## GIVEN ENTRIES
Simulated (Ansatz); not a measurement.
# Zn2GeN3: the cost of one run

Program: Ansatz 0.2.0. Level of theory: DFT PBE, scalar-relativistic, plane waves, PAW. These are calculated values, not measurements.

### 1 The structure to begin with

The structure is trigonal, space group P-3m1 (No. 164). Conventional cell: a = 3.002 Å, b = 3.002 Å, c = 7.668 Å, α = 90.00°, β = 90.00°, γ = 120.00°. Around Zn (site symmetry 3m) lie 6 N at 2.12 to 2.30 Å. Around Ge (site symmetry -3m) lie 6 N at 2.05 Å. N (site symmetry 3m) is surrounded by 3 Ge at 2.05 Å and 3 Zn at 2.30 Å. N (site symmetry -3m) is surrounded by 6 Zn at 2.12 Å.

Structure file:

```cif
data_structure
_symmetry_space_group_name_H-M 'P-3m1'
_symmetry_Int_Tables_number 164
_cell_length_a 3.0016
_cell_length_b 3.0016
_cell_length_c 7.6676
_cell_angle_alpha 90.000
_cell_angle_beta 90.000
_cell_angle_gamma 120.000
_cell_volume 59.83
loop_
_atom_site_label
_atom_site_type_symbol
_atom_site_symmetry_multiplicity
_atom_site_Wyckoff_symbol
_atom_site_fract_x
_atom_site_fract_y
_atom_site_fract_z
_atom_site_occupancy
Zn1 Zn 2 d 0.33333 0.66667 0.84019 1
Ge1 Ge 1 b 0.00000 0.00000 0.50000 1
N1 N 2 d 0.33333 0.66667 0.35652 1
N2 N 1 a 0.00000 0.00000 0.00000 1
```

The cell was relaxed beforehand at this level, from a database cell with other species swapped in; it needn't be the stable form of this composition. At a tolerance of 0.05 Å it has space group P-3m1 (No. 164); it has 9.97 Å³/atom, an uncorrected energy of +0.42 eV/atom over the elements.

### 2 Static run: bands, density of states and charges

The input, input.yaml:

## WORK ORDER
Print the records verbatim, stopping after the "### 1 The structure to begin with" line.

## WRITTEN SOLUTION
Simulated (Ansatz); not a measurement.
# Zn2GeN3: the cost of one run

Program: Ansatz 0.2.0. Level of theory: DFT PBE, scalar-relativistic, plane waves, PAW. These are calculated values, not measurements.

### 1 The structure to begin with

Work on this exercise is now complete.